**Data provided:**
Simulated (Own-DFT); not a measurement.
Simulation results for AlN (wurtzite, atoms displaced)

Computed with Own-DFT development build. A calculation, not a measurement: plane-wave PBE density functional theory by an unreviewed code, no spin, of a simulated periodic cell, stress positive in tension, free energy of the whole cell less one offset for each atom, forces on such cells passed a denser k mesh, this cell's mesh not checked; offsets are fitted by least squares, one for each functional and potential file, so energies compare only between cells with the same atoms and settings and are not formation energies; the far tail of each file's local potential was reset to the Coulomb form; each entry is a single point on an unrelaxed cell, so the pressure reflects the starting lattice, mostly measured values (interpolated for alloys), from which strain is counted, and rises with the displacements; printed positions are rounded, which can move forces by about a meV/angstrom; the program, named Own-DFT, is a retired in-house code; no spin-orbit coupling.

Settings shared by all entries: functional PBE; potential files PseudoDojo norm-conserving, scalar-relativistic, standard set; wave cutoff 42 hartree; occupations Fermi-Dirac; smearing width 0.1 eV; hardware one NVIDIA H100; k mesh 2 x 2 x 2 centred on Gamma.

**Action item:** The response must hold only the lines above from the line with "Simulation results for" through the line with "Computed with Own-DFT", each copied exactly, both ends kept.

**Solution:**
Simulation results for AlN (wurtzite, atoms displaced)

Computed with Own-DFT development build. A calculation, not a measurement: plane-wave PBE density functional theory by an unreviewed code, no spin, of a simulated periodic cell, stress positive in tension, free energy of the whole cell less one offset for each atom, forces on such cells passed a denser k mesh, this cell's mesh not checked; offsets are fitted by least squares, one for each functional and potential file, so energies compare only between cells with the same atoms and settings and are not formation energies; the far tail of each file's local potential was reset to the Coulomb form; each entry is a single point on an unrelaxed cell, so the pressure reflects the starting lattice, mostly measured values (interpolated for alloys), from which strain is counted, and rises with the displacements; printed positions are rounded, which can move forces by about a meV/angstrom; the program, named Own-DFT, is a retired in-house code; no spin-orbit coupling.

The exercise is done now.